Data for analysis:
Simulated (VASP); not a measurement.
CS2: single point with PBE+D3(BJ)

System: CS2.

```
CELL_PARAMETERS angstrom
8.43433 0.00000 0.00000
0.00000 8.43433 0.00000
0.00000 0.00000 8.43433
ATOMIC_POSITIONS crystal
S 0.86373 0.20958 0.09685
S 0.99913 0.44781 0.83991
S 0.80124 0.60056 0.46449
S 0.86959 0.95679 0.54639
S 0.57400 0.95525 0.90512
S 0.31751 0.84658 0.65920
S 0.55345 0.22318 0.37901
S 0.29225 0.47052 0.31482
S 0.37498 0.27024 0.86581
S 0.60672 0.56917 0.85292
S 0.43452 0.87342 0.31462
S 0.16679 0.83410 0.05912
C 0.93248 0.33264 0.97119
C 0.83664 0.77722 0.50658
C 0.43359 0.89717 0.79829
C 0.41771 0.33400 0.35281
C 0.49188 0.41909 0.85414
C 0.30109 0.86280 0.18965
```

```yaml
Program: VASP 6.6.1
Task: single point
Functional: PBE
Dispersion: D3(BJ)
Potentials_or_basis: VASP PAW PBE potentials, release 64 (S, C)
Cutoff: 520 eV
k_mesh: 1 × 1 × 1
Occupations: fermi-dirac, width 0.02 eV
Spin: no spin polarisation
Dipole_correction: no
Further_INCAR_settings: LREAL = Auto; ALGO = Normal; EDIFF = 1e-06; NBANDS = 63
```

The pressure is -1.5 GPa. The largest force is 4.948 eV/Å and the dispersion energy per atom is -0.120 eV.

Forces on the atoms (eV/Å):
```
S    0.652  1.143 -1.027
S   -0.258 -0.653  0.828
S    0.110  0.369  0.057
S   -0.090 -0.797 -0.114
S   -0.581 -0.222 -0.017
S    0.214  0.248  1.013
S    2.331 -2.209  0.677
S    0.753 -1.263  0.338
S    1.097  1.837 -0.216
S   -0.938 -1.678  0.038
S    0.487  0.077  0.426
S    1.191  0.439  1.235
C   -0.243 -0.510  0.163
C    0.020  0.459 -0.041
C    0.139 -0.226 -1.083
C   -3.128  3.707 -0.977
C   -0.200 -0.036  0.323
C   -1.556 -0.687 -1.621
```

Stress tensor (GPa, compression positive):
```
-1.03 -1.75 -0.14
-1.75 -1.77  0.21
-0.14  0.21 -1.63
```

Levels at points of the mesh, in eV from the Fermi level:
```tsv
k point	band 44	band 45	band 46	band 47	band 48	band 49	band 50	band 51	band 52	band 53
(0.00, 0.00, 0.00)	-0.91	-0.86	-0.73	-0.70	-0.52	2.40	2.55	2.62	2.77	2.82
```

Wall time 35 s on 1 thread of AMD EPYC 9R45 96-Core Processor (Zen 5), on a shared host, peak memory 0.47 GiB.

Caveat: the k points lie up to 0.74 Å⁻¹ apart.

Exercise:
Would you copy, word for word, only the lines from the start of the listing to the one that contains "Wall time 35", both included?

Answer box:
Simulated (VASP); not a measurement.
CS2: single point with PBE+D3(BJ)

System: CS2.

```
CELL_PARAMETERS angstrom
8.43433 0.00000 0.00000
0.00000 8.43433 0.00000
0.00000 0.00000 8.43433
ATOMIC_POSITIONS crystal
S 0.86373 0.20958 0.09685
S 0.99913 0.44781 0.83991
S 0.80124 0.60056 0.46449
S 0.86959 0.95679 0.54639
S 0.57400 0.95525 0.90512
S 0.31751 0.84658 0.65920
S 0.55345 0.22318 0.37901
S 0.29225 0.47052 0.31482
S 0.37498 0.27024 0.86581
S 0.60672 0.56917 0.85292
S 0.43452 0.87342 0.31462
S 0.16679 0.83410 0.05912
C 0.93248 0.33264 0.97119
C 0.83664 0.77722 0.50658
C 0.43359 0.89717 0.79829
C 0.41771 0.33400 0.35281
C 0.49188 0.41909 0.85414
C 0.30109 0.86280 0.18965
```

```yaml
Program: VASP 6.6.1
Task: single point
Functional: PBE
Dispersion: D3(BJ)
Potentials_or_basis: VASP PAW PBE potentials, release 64 (S, C)
Cutoff: 520 eV
k_mesh: 1 × 1 × 1
Occupations: fermi-dirac, width 0.02 eV
Spin: no spin polarisation
Dipole_correction: no
Further_INCAR_settings: LREAL = Auto; ALGO = Normal; EDIFF = 1e-06; NBANDS = 63
```

The pressure is -1.5 GPa. The largest force is 4.948 eV/Å and the dispersion energy per atom is -0.120 eV.

Forces on the atoms (eV/Å):
```
S    0.652  1.143 -1.027
S   -0.258 -0.653  0.828
S    0.110  0.369  0.057
S   -0.090 -0.797 -0.114
S   -0.581 -0.222 -0.017
S    0.214  0.248  1.013
S    2.331 -2.209  0.677
S    0.753 -1.263  0.338
S    1.097  1.837 -0.216
S   -0.938 -1.678  0.038
S    0.487  0.077  0.426
S    1.191  0.439  1.235
C   -0.243 -0.510  0.163
C    0.020  0.459 -0.041
C    0.139 -0.226 -1.083
C   -3.128  3.707 -0.977
C   -0.200 -0.036  0.323
C   -1.556 -0.687 -1.621
```

Stress tensor (GPa, compression positive):
```
-1.03 -1.75 -0.14
-1.75 -1.77  0.21
-0.14  0.21 -1.63
```

Levels at points of the mesh, in eV from the Fermi level:
```tsv
k point	band 44	band 45	band 46	band 47	band 48	band 49	band 50	band 51	band 52	band 53
(0.00, 0.00, 0.00)	-0.91	-0.86	-0.73	-0.70	-0.52	2.40	2.55	2.62	2.77	2.82
```

Wall time 35 s on 1 thread of AMD EPYC 9R45 96-Core Processor (Zen 5), on a shared host, peak memory 0.47 GiB.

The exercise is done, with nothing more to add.